WORK TASK: Because the material must match the original, reproduce every line of it exactly.

DATA FOR ANALYSIS:
+++

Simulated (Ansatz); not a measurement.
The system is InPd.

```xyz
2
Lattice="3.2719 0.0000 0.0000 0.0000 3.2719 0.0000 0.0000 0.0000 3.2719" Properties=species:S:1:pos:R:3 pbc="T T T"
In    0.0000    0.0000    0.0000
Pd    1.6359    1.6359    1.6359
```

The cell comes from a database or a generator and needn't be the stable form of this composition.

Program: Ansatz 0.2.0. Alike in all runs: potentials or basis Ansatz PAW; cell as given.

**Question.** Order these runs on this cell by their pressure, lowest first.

+++

WRITTEN REPLY:
Simulated (Ansatz); not a measurement.
The system is InPd.

```xyz
2
Lattice="3.2719 0.0000 0.0000 0.0000 3.2719 0.0000 0.0000 0.0000 3.2719" Properties=species:S:1:pos:R:3 pbc="T T T"
In    0.0000    0.0000    0.0000
Pd    1.6359    1.6359    1.6359
```

The cell comes from a database or a generator and needn't be the stable form of this composition.

Program: Ansatz 0.2.0. Alike in all runs: potentials or basis Ansatz PAW; cell as given.

**Question.** Order these runs on this cell by their pressure, lowest first.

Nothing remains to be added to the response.